START Source material

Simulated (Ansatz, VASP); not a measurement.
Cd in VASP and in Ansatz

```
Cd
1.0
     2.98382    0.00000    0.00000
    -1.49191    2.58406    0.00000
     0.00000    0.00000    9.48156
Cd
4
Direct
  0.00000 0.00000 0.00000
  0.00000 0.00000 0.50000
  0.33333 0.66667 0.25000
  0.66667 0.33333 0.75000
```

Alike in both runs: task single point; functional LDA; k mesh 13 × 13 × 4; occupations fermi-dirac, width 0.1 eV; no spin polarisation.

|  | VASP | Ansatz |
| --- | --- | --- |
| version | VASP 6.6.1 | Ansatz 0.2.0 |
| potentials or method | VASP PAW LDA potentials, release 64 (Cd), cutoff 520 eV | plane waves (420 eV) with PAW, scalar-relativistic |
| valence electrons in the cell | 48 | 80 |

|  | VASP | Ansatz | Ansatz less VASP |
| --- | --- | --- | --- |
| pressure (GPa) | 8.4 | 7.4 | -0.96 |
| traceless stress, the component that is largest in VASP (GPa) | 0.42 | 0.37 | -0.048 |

END Source material

▶ [Assigned task]
In your reply, write out all of the material exactly as it was given.

▶ [Exercise solution]
Simulated (Ansatz, VASP); not a measurement.
Cd in VASP and in Ansatz

```
Cd
1.0
     2.98382    0.00000    0.00000
    -1.49191    2.58406    0.00000
     0.00000    0.00000    9.48156
Cd
4
Direct
  0.00000 0.00000 0.00000
  0.00000 0.00000 0.50000
  0.33333 0.66667 0.25000
  0.66667 0.33333 0.75000
```

Alike in both runs: task single point; functional LDA; k mesh 13 × 13 × 4; occupations fermi-dirac, width 0.1 eV; no spin polarisation.

|  | VASP | Ansatz |
| --- | --- | --- |
| version | VASP 6.6.1 | Ansatz 0.2.0 |
| potentials or method | VASP PAW LDA potentials, release 64 (Cd), cutoff 520 eV | plane waves (420 eV) with PAW, scalar-relativistic |
| valence electrons in the cell | 48 | 80 |

|  | VASP | Ansatz | Ansatz less VASP |
| --- | --- | --- | --- |
| pressure (GPa) | 8.4 | 7.4 | -0.96 |
| traceless stress, the component that is largest in VASP (GPa) | 0.42 | 0.37 | -0.048 |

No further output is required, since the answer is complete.